* **DATASET EXCERPTS**:
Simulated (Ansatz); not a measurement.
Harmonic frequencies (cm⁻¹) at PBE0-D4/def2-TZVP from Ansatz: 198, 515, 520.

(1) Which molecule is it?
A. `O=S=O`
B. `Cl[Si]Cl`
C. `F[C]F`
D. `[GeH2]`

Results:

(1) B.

* **TASK ITEM**: All entries are to be copied exactly as they read.

* **PROBLEM SOLUTION**:
Simulated (Ansatz); not a measurement.
Harmonic frequencies (cm⁻¹) at PBE0-D4/def2-TZVP from Ansatz: 198, 515, 520.

(1) Which molecule is it?
A. `O=S=O`
B. `Cl[Si]Cl`
C. `F[C]F`
D. `[GeH2]`

Results:

(1) B.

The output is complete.